==================================================
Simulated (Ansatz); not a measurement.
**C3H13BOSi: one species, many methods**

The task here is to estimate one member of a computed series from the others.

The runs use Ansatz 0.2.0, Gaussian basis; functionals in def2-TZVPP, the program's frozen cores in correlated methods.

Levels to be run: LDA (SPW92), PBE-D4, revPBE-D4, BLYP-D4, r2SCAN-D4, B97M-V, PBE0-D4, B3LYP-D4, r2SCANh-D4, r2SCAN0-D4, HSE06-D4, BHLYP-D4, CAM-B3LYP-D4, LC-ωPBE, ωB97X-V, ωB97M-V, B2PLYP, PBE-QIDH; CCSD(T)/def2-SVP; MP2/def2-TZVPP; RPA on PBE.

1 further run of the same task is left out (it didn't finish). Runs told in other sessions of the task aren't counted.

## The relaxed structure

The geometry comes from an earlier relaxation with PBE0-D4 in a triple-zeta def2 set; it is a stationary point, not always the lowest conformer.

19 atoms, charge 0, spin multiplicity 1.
==================================================

* _Work task_
Your answer must be the full listing above, reproduced exactly.

* _Answer area_
Simulated (Ansatz); not a measurement.
**C3H13BOSi: one species, many methods**

The task here is to estimate one member of a computed series from the others.

The runs use Ansatz 0.2.0, Gaussian basis; functionals in def2-TZVPP, the program's frozen cores in correlated methods.

Levels to be run: LDA (SPW92), PBE-D4, revPBE-D4, BLYP-D4, r2SCAN-D4, B97M-V, PBE0-D4, B3LYP-D4, r2SCANh-D4, r2SCAN0-D4, HSE06-D4, BHLYP-D4, CAM-B3LYP-D4, LC-ωPBE, ωB97X-V, ωB97M-V, B2PLYP, PBE-QIDH; CCSD(T)/def2-SVP; MP2/def2-TZVPP; RPA on PBE.

1 further run of the same task is left out (it didn't finish). Runs told in other sessions of the task aren't counted.

## The relaxed structure

The geometry comes from an earlier relaxation with PBE0-D4 in a triple-zeta def2 set; it is a stationary point, not always the lowest conformer.

19 atoms, charge 0, spin multiplicity 1.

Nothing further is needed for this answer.